##########

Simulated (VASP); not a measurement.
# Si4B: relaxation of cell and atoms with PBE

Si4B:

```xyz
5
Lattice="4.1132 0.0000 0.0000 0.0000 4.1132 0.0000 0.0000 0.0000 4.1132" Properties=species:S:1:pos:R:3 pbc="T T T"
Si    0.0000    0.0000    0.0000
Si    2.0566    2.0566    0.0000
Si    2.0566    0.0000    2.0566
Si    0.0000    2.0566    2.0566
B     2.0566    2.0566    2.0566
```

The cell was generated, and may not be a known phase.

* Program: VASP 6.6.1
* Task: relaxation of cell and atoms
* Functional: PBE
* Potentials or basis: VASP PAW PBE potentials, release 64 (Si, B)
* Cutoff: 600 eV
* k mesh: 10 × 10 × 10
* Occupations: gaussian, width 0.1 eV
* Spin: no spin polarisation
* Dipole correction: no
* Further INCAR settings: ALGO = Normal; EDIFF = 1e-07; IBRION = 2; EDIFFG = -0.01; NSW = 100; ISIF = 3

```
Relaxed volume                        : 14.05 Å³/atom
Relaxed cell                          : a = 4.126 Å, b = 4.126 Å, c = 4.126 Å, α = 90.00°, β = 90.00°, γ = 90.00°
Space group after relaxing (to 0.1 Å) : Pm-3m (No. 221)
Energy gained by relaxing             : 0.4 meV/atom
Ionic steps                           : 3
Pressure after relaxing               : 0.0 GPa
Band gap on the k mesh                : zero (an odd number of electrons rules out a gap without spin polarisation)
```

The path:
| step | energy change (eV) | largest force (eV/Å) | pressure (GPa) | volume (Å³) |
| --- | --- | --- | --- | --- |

##########

WORK REQUEST: Each line of the listing is to be repeated exactly.

WRITTEN REPLY:
Simulated (VASP); not a measurement.
# Si4B: relaxation of cell and atoms with PBE

Si4B:

```xyz
5
Lattice="4.1132 0.0000 0.0000 0.0000 4.1132 0.0000 0.0000 0.0000 4.1132" Properties=species:S:1:pos:R:3 pbc="T T T"
Si    0.0000    0.0000    0.0000
Si    2.0566    2.0566    0.0000
Si    2.0566    0.0000    2.0566
Si    0.0000    2.0566    2.0566
B     2.0566    2.0566    2.0566
```

The cell was generated, and may not be a known phase.

* Program: VASP 6.6.1
* Task: relaxation of cell and atoms
* Functional: PBE
* Potentials or basis: VASP PAW PBE potentials, release 64 (Si, B)
* Cutoff: 600 eV
* k mesh: 10 × 10 × 10
* Occupations: gaussian, width 0.1 eV
* Spin: no spin polarisation
* Dipole correction: no
* Further INCAR settings: ALGO = Normal; EDIFF = 1e-07; IBRION = 2; EDIFFG = -0.01; NSW = 100; ISIF = 3

```
Relaxed volume                        : 14.05 Å³/atom
Relaxed cell                          : a = 4.126 Å, b = 4.126 Å, c = 4.126 Å, α = 90.00°, β = 90.00°, γ = 90.00°
Space group after relaxing (to 0.1 Å) : Pm-3m (No. 221)
Energy gained by relaxing             : 0.4 meV/atom
Ionic steps                           : 3
Pressure after relaxing               : 0.0 GPa
Band gap on the k mesh                : zero (an odd number of electrons rules out a gap without spin polarisation)
```

The path:
| step | energy change (eV) | largest force (eV/Å) | pressure (GPa) | volume (Å³) |
| --- | --- | --- | --- | --- |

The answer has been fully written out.